Write out the entries below exactly, from the first line to the one with "C4; H16 on C7)", both ends included.

[Start of Attachment]
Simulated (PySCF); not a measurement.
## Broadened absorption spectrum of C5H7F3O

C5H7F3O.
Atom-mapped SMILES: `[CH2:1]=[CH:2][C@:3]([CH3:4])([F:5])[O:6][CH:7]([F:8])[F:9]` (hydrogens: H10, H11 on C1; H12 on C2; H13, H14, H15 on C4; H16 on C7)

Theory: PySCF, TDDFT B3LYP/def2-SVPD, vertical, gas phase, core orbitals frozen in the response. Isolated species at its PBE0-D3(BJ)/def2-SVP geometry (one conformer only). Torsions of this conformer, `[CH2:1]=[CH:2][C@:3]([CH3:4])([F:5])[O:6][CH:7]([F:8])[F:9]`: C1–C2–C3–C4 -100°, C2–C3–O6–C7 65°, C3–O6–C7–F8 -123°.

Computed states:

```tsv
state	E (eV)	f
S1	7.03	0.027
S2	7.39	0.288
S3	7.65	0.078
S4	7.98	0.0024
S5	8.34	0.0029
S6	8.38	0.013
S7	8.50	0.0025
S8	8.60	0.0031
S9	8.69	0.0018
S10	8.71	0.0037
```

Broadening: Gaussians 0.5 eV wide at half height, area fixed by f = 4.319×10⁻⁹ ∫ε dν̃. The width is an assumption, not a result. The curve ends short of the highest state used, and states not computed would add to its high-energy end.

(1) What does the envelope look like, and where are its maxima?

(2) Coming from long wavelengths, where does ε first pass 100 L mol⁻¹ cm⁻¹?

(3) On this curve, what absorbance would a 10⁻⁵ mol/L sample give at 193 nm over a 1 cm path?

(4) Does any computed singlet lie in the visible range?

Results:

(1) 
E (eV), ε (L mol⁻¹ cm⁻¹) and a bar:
[End of Attachment]

**TASK RESULT:**
Simulated (PySCF); not a measurement.
## Broadened absorption spectrum of C5H7F3O

C5H7F3O.
Atom-mapped SMILES: `[CH2:1]=[CH:2][C@:3]([CH3:4])([F:5])[O:6][CH:7]([F:8])[F:9]` (hydrogens: H10, H11 on C1; H12 on C2; H13, H14, H15 on C4; H16 on C7)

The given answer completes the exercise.